→ **PROVIDED MATERIAL**:
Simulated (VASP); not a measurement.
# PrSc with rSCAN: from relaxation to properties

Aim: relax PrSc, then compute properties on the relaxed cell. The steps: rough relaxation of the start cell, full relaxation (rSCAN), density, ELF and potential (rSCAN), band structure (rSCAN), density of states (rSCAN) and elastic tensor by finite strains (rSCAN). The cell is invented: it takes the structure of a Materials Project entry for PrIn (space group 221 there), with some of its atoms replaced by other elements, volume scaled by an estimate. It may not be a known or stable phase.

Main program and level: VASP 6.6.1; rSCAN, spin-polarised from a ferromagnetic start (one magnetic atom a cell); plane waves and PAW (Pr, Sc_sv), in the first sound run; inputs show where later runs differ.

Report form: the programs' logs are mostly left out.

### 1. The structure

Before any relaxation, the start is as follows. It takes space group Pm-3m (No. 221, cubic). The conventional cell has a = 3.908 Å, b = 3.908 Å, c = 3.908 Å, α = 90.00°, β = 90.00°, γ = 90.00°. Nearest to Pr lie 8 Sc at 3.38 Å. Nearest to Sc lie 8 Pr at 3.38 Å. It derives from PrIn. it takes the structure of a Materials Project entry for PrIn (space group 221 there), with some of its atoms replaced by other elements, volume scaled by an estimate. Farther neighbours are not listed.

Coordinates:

→ **WORK ITEM**: What do the lines above say from the one containing "# PrSc with" down to the one containing "### 1. The structure"? Return them exactly, both end lines included, and only them.

→ **RESULT**:
# PrSc with rSCAN: from relaxation to properties

Aim: relax PrSc, then compute properties on the relaxed cell. The steps: rough relaxation of the start cell, full relaxation (rSCAN), density, ELF and potential (rSCAN), band structure (rSCAN), density of states (rSCAN) and elastic tensor by finite strains (rSCAN). The cell is invented: it takes the structure of a Materials Project entry for PrIn (space group 221 there), with some of its atoms replaced by other elements, volume scaled by an estimate. It may not be a known or stable phase.

Main program and level: VASP 6.6.1; rSCAN, spin-polarised from a ferromagnetic start (one magnetic atom a cell); plane waves and PAW (Pr, Sc_sv), in the first sound run; inputs show where later runs differ.

Report form: the programs' logs are mostly left out.

### 1. The structure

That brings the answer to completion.